- - -

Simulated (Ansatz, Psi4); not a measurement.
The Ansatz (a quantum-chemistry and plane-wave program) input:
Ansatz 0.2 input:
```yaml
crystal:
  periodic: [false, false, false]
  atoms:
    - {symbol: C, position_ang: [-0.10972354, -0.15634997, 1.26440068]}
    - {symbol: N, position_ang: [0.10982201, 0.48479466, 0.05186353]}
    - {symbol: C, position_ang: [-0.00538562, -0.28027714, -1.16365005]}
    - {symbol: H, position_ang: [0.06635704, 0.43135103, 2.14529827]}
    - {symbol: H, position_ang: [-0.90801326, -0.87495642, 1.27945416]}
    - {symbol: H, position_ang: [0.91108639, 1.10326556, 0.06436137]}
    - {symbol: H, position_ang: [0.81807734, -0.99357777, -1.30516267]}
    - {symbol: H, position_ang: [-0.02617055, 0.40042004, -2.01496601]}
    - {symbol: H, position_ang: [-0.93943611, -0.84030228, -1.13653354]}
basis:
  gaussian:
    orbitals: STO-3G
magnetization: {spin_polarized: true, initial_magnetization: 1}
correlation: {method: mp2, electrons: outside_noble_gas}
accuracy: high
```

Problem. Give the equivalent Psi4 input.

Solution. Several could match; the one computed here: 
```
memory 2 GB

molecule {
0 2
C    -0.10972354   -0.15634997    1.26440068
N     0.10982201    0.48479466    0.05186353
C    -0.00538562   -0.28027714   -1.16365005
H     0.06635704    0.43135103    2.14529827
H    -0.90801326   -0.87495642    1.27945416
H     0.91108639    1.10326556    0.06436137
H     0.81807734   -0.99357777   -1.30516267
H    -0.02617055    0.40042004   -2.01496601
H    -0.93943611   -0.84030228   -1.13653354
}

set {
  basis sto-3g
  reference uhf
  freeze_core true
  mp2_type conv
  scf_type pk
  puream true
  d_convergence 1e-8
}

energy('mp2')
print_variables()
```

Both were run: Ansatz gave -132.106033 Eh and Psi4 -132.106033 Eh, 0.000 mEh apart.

- - -

▶ _ACTION ITEM_
Everything from the first line of the entries above through the line with "Problem. Give the equivalent Psi4 input." is to be reproduced exactly, and nothing else.

▶ _WORKED SOLUTION_
Simulated (Ansatz, Psi4); not a measurement.
The Ansatz (a quantum-chemistry and plane-wave program) input:
Ansatz 0.2 input:
```yaml
crystal:
  periodic: [false, false, false]
  atoms:
    - {symbol: C, position_ang: [-0.10972354, -0.15634997, 1.26440068]}
    - {symbol: N, position_ang: [0.10982201, 0.48479466, 0.05186353]}
    - {symbol: C, position_ang: [-0.00538562, -0.28027714, -1.16365005]}
    - {symbol: H, position_ang: [0.06635704, 0.43135103, 2.14529827]}
    - {symbol: H, position_ang: [-0.90801326, -0.87495642, 1.27945416]}
    - {symbol: H, position_ang: [0.91108639, 1.10326556, 0.06436137]}
    - {symbol: H, position_ang: [0.81807734, -0.99357777, -1.30516267]}
    - {symbol: H, position_ang: [-0.02617055, 0.40042004, -2.01496601]}
    - {symbol: H, position_ang: [-0.93943611, -0.84030228, -1.13653354]}
basis:
  gaussian:
    orbitals: STO-3G
magnetization: {spin_polarized: true, initial_magnetization: 1}
correlation: {method: mp2, electrons: outside_noble_gas}
accuracy: high
```

Problem. Give the equivalent Psi4 input.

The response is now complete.